++++++++
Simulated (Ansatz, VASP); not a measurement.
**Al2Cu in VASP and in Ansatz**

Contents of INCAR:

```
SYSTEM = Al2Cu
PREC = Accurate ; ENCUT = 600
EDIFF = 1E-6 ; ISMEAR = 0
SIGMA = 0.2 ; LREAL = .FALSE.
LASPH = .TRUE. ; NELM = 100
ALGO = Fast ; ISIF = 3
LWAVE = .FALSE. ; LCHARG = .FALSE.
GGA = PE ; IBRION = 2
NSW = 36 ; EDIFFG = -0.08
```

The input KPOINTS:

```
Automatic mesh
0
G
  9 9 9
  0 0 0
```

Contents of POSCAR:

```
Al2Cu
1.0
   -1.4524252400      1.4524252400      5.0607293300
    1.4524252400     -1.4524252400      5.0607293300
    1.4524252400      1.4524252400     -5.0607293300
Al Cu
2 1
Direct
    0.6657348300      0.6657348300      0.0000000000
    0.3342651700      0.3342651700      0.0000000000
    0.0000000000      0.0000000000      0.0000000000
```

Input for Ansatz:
++++++++

- [TASK ITEM]
Your task is to quote the listing above word for word.

- [ANSWER BOX]
Simulated (Ansatz, VASP); not a measurement.
**Al2Cu in VASP and in Ansatz**

Contents of INCAR:

```
SYSTEM = Al2Cu
PREC = Accurate ; ENCUT = 600
EDIFF = 1E-6 ; ISMEAR = 0
SIGMA = 0.2 ; LREAL = .FALSE.
LASPH = .TRUE. ; NELM = 100
ALGO = Fast ; ISIF = 3
LWAVE = .FALSE. ; LCHARG = .FALSE.
GGA = PE ; IBRION = 2
NSW = 36 ; EDIFFG = -0.08
```

The input KPOINTS:

```
Automatic mesh
0
G
  9 9 9
  0 0 0
```

Contents of POSCAR:

```
Al2Cu
1.0
   -1.4524252400      1.4524252400      5.0607293300
    1.4524252400     -1.4524252400      5.0607293300
    1.4524252400      1.4524252400     -5.0607293300
Al Cu
2 1
Direct
    0.6657348300      0.6657348300      0.0000000000
    0.3342651700      0.3342651700      0.0000000000
    0.0000000000      0.0000000000      0.0000000000
```

Input for Ansatz:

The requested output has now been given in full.